_WORK REQUEST_. Write out the data exactly from its first line onward, ending with the line in which "Solution. Cd+2 46" appears.

_INFORMATION GIVEN_.
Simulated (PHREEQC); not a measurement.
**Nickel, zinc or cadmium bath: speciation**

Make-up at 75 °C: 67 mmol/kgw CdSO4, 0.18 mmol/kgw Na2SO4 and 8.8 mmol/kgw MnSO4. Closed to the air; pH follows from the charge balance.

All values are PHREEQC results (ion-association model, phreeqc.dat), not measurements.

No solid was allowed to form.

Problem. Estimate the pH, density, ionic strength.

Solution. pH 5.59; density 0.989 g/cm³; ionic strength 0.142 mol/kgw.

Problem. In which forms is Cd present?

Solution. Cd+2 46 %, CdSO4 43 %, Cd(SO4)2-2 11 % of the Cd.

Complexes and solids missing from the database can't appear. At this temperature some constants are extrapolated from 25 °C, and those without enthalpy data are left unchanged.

_RESPONSE AREA_.
Simulated (PHREEQC); not a measurement.
**Nickel, zinc or cadmium bath: speciation**

Make-up at 75 °C: 67 mmol/kgw CdSO4, 0.18 mmol/kgw Na2SO4 and 8.8 mmol/kgw MnSO4. Closed to the air; pH follows from the charge balance.

All values are PHREEQC results (ion-association model, phreeqc.dat), not measurements.

No solid was allowed to form.

Problem. Estimate the pH, density, ionic strength.

Solution. pH 5.59; density 0.989 g/cm³; ionic strength 0.142 mol/kgw.

Problem. In which forms is Cd present?

Solution. Cd+2 46 %, CdSO4 43 %, Cd(SO4)2-2 11 % of the Cd.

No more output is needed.